__Assignment__: Each record in the material below must be written out again exactly.

(Beginning of Supplied records)
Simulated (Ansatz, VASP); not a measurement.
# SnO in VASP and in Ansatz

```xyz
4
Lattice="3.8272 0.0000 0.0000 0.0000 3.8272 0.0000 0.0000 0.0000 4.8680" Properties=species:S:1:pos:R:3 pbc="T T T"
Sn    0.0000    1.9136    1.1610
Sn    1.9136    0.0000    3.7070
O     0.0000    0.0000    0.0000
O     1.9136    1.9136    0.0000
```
(End of Supplied records)

__Worked solution__:
Simulated (Ansatz, VASP); not a measurement.
# SnO in VASP and in Ansatz

```xyz
4
Lattice="3.8272 0.0000 0.0000 0.0000 3.8272 0.0000 0.0000 0.0000 4.8680" Properties=species:S:1:pos:R:3 pbc="T T T"
Sn    0.0000    1.9136    1.1610
Sn    1.9136    0.0000    3.7070
O     0.0000    0.0000    0.0000
O     1.9136    1.9136    0.0000
```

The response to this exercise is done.